From first line to last, the records below are to be duplicated exactly.

————

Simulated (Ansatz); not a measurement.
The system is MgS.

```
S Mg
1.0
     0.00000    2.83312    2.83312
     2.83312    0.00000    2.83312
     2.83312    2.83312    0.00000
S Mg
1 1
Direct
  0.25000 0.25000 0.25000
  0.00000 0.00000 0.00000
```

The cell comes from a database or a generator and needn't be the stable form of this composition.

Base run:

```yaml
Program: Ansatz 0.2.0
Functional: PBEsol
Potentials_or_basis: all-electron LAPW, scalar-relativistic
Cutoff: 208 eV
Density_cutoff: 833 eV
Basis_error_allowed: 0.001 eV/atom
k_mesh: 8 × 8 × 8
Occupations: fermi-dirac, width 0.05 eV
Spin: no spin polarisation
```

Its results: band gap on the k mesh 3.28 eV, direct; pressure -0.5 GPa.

————

(Response box)
Simulated (Ansatz); not a measurement.
The system is MgS.

```
S Mg
1.0
     0.00000    2.83312    2.83312
     2.83312    0.00000    2.83312
     2.83312    2.83312    0.00000
S Mg
1 1
Direct
  0.25000 0.25000 0.25000
  0.00000 0.00000 0.00000
```

The cell comes from a database or a generator and needn't be the stable form of this composition.

Base run:

```yaml
Program: Ansatz 0.2.0
Functional: PBEsol
Potentials_or_basis: all-electron LAPW, scalar-relativistic
Cutoff: 208 eV
Density_cutoff: 833 eV
Basis_error_allowed: 0.001 eV/atom
k_mesh: 8 × 8 × 8
Occupations: fermi-dirac, width 0.05 eV
Spin: no spin polarisation
```

Its results: band gap on the k mesh 3.28 eV, direct; pressure -0.5 GPa.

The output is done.